--- --- ---
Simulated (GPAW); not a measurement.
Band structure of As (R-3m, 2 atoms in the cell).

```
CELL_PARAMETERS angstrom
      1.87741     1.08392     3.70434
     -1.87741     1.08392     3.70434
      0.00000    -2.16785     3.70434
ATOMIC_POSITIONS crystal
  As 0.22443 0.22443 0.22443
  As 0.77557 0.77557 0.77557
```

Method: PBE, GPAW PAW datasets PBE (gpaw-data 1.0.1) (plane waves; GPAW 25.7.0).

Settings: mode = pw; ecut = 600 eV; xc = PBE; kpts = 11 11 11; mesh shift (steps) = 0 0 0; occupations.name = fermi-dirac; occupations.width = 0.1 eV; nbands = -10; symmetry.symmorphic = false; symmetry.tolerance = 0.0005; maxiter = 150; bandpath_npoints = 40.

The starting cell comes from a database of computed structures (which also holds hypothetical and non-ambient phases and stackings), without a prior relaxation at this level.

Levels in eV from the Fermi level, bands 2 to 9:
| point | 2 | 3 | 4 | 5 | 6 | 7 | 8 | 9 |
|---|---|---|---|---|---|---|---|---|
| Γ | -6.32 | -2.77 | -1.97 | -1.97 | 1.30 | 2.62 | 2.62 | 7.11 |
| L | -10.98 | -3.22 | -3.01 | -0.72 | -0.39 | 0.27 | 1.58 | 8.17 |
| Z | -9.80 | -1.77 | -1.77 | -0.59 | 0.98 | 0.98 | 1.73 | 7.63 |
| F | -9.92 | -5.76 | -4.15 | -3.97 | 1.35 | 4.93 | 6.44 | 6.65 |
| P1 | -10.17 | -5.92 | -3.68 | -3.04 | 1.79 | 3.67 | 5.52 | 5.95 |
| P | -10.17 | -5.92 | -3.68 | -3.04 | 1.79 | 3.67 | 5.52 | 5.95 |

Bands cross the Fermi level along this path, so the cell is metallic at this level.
--- --- ---

## [Work order]
Copy out, word for word, the part of the entries above that begins at the line with "2.62 | 7.11 |" and ends at the line with "6.44 | 6.65 |", including both.

## [Task solution]
| Γ | -6.32 | -2.77 | -1.97 | -1.97 | 1.30 | 2.62 | 2.62 | 7.11 |
| L | -10.98 | -3.22 | -3.01 | -0.72 | -0.39 | 0.27 | 1.58 | 8.17 |
| Z | -9.80 | -1.77 | -1.77 | -0.59 | 0.98 | 0.98 | 1.73 | 7.63 |
| F | -9.92 | -5.76 | -4.15 | -3.97 | 1.35 | 4.93 | 6.44 | 6.65 |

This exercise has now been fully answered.